++++ Record set ++++

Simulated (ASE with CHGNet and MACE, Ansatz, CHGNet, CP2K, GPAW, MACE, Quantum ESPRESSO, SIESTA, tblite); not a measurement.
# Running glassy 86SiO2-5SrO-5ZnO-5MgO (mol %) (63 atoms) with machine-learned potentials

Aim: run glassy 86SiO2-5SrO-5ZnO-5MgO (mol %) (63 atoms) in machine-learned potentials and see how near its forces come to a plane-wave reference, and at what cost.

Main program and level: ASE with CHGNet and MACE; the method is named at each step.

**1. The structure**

++++

§ Required action
Write every record out again exactly.

§ Exercise result
Simulated (ASE with CHGNet and MACE, Ansatz, CHGNet, CP2K, GPAW, MACE, Quantum ESPRESSO, SIESTA, tblite); not a measurement.
# Running glassy 86SiO2-5SrO-5ZnO-5MgO (mol %) (63 atoms) with machine-learned potentials

Aim: run glassy 86SiO2-5SrO-5ZnO-5MgO (mol %) (63 atoms) in machine-learned potentials and see how near its forces come to a plane-wave reference, and at what cost.

Main program and level: ASE with CHGNet and MACE; the method is named at each step.

**1. The structure**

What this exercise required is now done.